## SUPPLIED INFORMATION
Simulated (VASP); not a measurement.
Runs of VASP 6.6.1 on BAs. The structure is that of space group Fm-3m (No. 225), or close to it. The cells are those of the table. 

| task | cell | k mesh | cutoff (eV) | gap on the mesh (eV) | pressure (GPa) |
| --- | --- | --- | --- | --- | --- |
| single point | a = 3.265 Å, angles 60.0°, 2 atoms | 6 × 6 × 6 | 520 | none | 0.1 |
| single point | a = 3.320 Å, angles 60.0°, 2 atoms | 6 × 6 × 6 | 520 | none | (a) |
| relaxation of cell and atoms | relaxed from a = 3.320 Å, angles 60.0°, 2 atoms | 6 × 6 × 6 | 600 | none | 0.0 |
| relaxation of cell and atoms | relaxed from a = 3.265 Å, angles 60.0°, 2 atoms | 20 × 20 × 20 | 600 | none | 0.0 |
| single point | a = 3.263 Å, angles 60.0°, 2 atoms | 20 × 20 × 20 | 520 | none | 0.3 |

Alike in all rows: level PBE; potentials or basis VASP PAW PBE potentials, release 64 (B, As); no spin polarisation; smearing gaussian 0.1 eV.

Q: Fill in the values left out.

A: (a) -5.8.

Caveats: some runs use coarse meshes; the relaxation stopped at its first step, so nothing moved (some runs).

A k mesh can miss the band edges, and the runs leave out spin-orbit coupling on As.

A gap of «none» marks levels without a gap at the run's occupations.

## WORK REQUEST
Write out exactly the lines above between the line with "none | 0.1 |" and the line with "A k mesh can", inclusive, and nothing beyond them.

## EXERCISE ANSWER
| single point | a = 3.265 Å, angles 60.0°, 2 atoms | 6 × 6 × 6 | 520 | none | 0.1 |
| single point | a = 3.320 Å, angles 60.0°, 2 atoms | 6 × 6 × 6 | 520 | none | (a) |
| relaxation of cell and atoms | relaxed from a = 3.320 Å, angles 60.0°, 2 atoms | 6 × 6 × 6 | 600 | none | 0.0 |
| relaxation of cell and atoms | relaxed from a = 3.265 Å, angles 60.0°, 2 atoms | 20 × 20 × 20 | 600 | none | 0.0 |
| single point | a = 3.263 Å, angles 60.0°, 2 atoms | 20 × 20 × 20 | 520 | none | 0.3 |

Alike in all rows: level PBE; potentials or basis VASP PAW PBE potentials, release 64 (B, As); no spin polarisation; smearing gaussian 0.1 eV.

Q: Fill in the values left out.

A: (a) -5.8.

Caveats: some runs use coarse meshes; the relaxation stopped at its first step, so nothing moved (some runs).

A k mesh can miss the band edges, and the runs leave out spin-orbit coupling on As.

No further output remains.